ASSIGNMENT:
Where the listing below has a line with "Calculated with an", write out exactly that line and every line after it, stopping after the line with "State: Ω = 1".

******

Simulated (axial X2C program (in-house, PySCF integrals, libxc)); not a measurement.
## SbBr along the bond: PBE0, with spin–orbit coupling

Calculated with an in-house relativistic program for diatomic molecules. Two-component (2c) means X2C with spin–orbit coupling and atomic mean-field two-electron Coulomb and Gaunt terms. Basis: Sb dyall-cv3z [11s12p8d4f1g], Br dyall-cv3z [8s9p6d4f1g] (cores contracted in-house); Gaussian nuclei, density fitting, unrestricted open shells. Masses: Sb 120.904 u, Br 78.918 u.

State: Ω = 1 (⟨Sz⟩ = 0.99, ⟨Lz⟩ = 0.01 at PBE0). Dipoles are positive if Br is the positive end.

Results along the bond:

******

WRITTEN SOLUTION:
Calculated with an in-house relativistic program for diatomic molecules. Two-component (2c) means X2C with spin–orbit coupling and atomic mean-field two-electron Coulomb and Gaunt terms. Basis: Sb dyall-cv3z [11s12p8d4f1g], Br dyall-cv3z [8s9p6d4f1g] (cores contracted in-house); Gaussian nuclei, density fitting, unrestricted open shells. Masses: Sb 120.904 u, Br 78.918 u.

State: Ω = 1 (⟨Sz⟩ = 0.99, ⟨Lz⟩ = 0.01 at PBE0). Dipoles are positive if Br is the positive end.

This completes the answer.